*Assignment:* Print all of the records below again without a single difference.

*Extracted entries:*
====================

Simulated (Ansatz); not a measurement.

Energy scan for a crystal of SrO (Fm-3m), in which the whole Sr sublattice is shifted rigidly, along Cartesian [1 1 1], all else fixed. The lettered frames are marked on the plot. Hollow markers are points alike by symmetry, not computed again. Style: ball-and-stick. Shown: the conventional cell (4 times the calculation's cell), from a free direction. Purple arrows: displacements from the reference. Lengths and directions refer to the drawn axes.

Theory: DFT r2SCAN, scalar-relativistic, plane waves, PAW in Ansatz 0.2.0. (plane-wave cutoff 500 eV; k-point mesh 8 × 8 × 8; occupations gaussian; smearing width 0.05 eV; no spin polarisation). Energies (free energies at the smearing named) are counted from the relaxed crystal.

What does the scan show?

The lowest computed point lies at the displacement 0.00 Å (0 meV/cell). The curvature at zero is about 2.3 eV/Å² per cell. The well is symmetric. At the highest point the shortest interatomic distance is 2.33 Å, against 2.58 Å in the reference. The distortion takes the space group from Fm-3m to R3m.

====================

*Response box:*
Simulated (Ansatz); not a measurement.

Energy scan for a crystal of SrO (Fm-3m), in which the whole Sr sublattice is shifted rigidly, along Cartesian [1 1 1], all else fixed. The lettered frames are marked on the plot. Hollow markers are points alike by symmetry, not computed again. Style: ball-and-stick. Shown: the conventional cell (4 times the calculation's cell), from a free direction. Purple arrows: displacements from the reference. Lengths and directions refer to the drawn axes.

Theory: DFT r2SCAN, scalar-relativistic, plane waves, PAW in Ansatz 0.2.0. (plane-wave cutoff 500 eV; k-point mesh 8 × 8 × 8; occupations gaussian; smearing width 0.05 eV; no spin polarisation). Energies (free energies at the smearing named) are counted from the relaxed crystal.

What does the scan show?

The lowest computed point lies at the displacement 0.00 Å (0 meV/cell). The curvature at zero is about 2.3 eV/Å² per cell. The well is symmetric. At the highest point the shortest interatomic distance is 2.33 Å, against 2.58 Å in the reference. The distortion takes the space group from Fm-3m to R3m.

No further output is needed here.